#### Material shown:
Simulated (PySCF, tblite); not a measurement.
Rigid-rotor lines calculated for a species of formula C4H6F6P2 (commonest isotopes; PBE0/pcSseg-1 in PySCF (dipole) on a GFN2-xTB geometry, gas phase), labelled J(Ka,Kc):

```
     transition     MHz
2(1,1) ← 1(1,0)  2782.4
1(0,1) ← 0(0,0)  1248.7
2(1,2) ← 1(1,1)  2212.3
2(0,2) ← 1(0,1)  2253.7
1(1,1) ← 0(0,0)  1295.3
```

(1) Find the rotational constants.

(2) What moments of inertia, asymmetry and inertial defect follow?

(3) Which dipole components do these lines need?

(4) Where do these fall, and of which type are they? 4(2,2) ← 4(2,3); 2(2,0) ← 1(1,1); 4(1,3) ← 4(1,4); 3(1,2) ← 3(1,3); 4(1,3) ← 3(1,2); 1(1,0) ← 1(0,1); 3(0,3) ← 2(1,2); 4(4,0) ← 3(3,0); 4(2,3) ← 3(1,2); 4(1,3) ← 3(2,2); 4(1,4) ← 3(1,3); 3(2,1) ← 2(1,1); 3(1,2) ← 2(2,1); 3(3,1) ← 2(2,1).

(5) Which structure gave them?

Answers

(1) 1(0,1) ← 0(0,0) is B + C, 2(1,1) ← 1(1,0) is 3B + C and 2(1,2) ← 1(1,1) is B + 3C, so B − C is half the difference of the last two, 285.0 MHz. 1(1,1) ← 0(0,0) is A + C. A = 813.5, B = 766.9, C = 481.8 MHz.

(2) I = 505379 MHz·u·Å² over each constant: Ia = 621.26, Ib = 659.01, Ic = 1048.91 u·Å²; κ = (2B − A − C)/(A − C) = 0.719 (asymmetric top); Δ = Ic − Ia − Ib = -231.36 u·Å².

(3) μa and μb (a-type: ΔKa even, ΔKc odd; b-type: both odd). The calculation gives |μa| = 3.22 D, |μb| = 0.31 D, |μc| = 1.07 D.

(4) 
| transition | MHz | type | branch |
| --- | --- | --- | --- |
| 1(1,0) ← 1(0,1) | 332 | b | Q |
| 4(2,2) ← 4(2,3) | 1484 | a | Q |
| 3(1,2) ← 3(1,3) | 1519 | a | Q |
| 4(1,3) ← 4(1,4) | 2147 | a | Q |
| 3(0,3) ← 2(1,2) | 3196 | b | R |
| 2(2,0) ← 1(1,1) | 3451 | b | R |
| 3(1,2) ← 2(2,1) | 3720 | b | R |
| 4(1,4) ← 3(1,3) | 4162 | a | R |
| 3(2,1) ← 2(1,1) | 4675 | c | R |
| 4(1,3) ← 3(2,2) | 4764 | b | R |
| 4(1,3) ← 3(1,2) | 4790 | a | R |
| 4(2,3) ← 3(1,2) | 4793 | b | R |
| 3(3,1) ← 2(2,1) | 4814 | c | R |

#### Requirement:
In the listing above, find the line with "1519 | a | Q |" and the line with "4793 | b | R |". Output those two lines and every line between them, exactly as written.

#### Exercise answer:
| 3(1,2) ← 3(1,3) | 1519 | a | Q |
| 4(1,3) ← 4(1,4) | 2147 | a | Q |
| 3(0,3) ← 2(1,2) | 3196 | b | R |
| 2(2,0) ← 1(1,1) | 3451 | b | R |
| 3(1,2) ← 2(2,1) | 3720 | b | R |
| 4(1,4) ← 3(1,3) | 4162 | a | R |
| 3(2,1) ← 2(1,1) | 4675 | c | R |
| 4(1,3) ← 3(2,2) | 4764 | b | R |
| 4(1,3) ← 3(1,2) | 4790 | a | R |
| 4(2,3) ← 3(1,2) | 4793 | b | R |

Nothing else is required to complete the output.